Records provided |
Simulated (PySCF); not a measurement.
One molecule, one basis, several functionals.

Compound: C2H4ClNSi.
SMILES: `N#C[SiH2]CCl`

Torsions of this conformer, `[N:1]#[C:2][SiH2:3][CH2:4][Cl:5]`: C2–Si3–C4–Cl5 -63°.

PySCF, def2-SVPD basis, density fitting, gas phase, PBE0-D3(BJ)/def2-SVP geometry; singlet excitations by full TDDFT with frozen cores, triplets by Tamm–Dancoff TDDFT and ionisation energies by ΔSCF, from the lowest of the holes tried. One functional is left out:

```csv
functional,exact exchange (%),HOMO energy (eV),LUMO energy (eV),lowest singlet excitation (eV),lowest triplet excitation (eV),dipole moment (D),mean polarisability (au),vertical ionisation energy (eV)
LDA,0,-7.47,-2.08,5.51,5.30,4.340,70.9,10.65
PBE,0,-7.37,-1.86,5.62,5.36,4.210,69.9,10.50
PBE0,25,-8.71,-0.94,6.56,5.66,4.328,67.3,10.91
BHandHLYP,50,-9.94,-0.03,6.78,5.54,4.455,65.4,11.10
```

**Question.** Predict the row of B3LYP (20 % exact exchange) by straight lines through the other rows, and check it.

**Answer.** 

Work item |
Given the data above, transcribe exactly the lines from the one containing "One molecule, one basis, several functionals." down to the one containing "Torsions of this", and no others.

Exercise response |
One molecule, one basis, several functionals.

Compound: C2H4ClNSi.
SMILES: `N#C[SiH2]CCl`

Torsions of this conformer, `[N:1]#[C:2][SiH2:3][CH2:4][Cl:5]`: C2–Si3–C4–Cl5 -63°.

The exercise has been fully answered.